- _ASSIGNMENT_
Quote the material below exactly as written, from the first line to the line that holds "One crystal and", endpoints included.

- - - - - - -

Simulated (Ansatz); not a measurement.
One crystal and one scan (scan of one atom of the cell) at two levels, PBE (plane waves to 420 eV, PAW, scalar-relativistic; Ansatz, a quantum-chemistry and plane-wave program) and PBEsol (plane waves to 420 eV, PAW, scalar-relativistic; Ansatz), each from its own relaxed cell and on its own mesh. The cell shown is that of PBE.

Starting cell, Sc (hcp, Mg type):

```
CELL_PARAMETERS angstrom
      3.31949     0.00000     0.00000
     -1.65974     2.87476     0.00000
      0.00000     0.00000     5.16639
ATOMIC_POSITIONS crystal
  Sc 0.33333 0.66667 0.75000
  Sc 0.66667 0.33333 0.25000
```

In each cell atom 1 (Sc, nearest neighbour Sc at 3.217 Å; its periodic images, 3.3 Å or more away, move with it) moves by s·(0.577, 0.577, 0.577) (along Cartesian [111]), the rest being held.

- - - - - - -

- _ANSWER SPACE_
Simulated (Ansatz); not a measurement.
One crystal and one scan (scan of one atom of the cell) at two levels, PBE (plane waves to 420 eV, PAW, scalar-relativistic; Ansatz, a quantum-chemistry and plane-wave program) and PBEsol (plane waves to 420 eV, PAW, scalar-relativistic; Ansatz), each from its own relaxed cell and on its own mesh. The cell shown is that of PBE.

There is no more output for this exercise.